WORK ITEM> Give every line of the data again, exactly as it is written.

STUDY MATERIAL>
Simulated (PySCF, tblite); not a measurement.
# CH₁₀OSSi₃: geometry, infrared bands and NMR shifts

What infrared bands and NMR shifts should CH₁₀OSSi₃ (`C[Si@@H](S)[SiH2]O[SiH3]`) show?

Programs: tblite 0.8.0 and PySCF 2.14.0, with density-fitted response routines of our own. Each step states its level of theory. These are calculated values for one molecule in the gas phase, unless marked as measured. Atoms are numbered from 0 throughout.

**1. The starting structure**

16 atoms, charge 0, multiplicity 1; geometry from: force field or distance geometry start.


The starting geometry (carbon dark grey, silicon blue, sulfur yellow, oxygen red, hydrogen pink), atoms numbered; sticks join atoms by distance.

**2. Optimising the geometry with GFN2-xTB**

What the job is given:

TASK SOLUTION>
Simulated (PySCF, tblite); not a measurement.
# CH₁₀OSSi₃: geometry, infrared bands and NMR shifts

What infrared bands and NMR shifts should CH₁₀OSSi₃ (`C[Si@@H](S)[SiH2]O[SiH3]`) show?

Programs: tblite 0.8.0 and PySCF 2.14.0, with density-fitted response routines of our own. Each step states its level of theory. These are calculated values for one molecule in the gas phase, unless marked as measured. Atoms are numbered from 0 throughout.

**1. The starting structure**

16 atoms, charge 0, multiplicity 1; geometry from: force field or distance geometry start.


The starting geometry (carbon dark grey, silicon blue, sulfur yellow, oxygen red, hydrogen pink), atoms numbered; sticks join atoms by distance.

**2. Optimising the geometry with GFN2-xTB**

What the job is given:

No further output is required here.